● **Work instruction**
From the entries that follow, copy exactly the lines beginning at the line holding "Q: What is the" and continuing through the line holding "A: hν = 290.29".

● **Supplied records**
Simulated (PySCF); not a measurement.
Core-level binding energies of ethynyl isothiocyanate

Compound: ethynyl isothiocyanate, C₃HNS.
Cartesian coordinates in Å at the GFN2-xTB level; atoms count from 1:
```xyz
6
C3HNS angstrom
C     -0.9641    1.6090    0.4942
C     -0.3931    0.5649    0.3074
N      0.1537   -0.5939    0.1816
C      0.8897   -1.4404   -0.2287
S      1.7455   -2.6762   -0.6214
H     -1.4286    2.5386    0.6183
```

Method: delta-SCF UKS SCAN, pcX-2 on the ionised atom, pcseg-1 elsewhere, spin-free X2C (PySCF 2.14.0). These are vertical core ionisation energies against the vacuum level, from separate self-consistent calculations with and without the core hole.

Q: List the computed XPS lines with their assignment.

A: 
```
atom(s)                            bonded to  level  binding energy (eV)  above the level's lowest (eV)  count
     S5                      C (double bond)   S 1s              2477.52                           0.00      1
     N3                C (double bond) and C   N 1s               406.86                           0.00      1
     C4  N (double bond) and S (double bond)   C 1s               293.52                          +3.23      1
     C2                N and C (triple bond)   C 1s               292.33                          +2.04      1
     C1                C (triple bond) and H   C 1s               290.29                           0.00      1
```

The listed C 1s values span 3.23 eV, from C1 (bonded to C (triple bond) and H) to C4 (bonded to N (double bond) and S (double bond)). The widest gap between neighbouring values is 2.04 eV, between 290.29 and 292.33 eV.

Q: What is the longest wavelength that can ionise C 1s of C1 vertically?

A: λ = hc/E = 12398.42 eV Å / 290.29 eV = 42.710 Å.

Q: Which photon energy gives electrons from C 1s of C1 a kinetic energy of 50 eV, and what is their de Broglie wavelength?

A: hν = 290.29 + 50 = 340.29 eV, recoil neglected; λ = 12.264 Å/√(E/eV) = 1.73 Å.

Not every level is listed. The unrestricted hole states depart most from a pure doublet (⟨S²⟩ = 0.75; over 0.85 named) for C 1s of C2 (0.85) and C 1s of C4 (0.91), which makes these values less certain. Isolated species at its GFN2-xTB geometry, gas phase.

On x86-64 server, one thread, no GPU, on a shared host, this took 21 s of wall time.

● **Written response**
Q: What is the longest wavelength that can ionise C 1s of C1 vertically?

A: λ = hc/E = 12398.42 eV Å / 290.29 eV = 42.710 Å.

Q: Which photon energy gives electrons from C 1s of C1 a kinetic energy of 50 eV, and what is their de Broglie wavelength?

A: hν = 290.29 + 50 = 340.29 eV, recoil neglected; λ = 12.264 Å/√(E/eV) = 1.73 Å.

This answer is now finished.